Top of MATERIAL SUPPLIED
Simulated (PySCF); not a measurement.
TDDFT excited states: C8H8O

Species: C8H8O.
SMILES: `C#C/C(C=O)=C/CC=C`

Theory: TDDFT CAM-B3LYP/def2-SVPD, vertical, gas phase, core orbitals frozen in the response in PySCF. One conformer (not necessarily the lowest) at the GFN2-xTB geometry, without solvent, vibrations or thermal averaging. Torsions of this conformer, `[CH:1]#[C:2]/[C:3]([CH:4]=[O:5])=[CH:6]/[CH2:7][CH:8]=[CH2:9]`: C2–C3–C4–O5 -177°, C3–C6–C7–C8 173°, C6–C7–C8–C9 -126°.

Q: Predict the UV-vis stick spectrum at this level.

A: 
Bottom of MATERIAL SUPPLIED

== WORK REQUEST ==
Repeat all of the data exactly. Include every line.

== YOUR RESPONSE ==
Simulated (PySCF); not a measurement.
TDDFT excited states: C8H8O

Species: C8H8O.
SMILES: `C#C/C(C=O)=C/CC=C`

Theory: TDDFT CAM-B3LYP/def2-SVPD, vertical, gas phase, core orbitals frozen in the response in PySCF. One conformer (not necessarily the lowest) at the GFN2-xTB geometry, without solvent, vibrations or thermal averaging. Torsions of this conformer, `[CH:1]#[C:2]/[C:3]([CH:4]=[O:5])=[CH:6]/[CH2:7][CH:8]=[CH2:9]`: C2–C3–C4–O5 -177°, C3–C6–C7–C8 173°, C6–C7–C8–C9 -126°.

Q: Predict the UV-vis stick spectrum at this level.

A: 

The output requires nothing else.